*** GIVEN DATA ***

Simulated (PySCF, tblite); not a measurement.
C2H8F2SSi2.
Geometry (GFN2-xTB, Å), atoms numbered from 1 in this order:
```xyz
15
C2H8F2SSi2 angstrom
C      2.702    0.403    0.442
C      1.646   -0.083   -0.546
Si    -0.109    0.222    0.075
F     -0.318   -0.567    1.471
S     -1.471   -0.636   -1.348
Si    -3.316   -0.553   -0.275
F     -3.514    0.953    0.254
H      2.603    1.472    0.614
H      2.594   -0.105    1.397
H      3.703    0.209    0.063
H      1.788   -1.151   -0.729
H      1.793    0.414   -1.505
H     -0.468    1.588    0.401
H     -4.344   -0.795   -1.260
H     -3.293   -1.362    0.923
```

*** End of GIVEN DATA ***

## EXERCISE
Keep every word intact and transcribe the records in full.

## TASK RESPONSE
Simulated (PySCF, tblite); not a measurement.
C2H8F2SSi2.
Geometry (GFN2-xTB, Å), atoms numbered from 1 in this order:
```xyz
15
C2H8F2SSi2 angstrom
C      2.702    0.403    0.442
C      1.646   -0.083   -0.546
Si    -0.109    0.222    0.075
F     -0.318   -0.567    1.471
S     -1.471   -0.636   -1.348
Si    -3.316   -0.553   -0.275
F     -3.514    0.953    0.254
H      2.603    1.472    0.614
H      2.594   -0.105    1.397
H      3.703    0.209    0.063
H      1.788   -1.151   -0.729
H      1.793    0.414   -1.505
H     -0.468    1.588    0.401
H     -4.344   -0.795   -1.260
H     -3.293   -1.362    0.923
```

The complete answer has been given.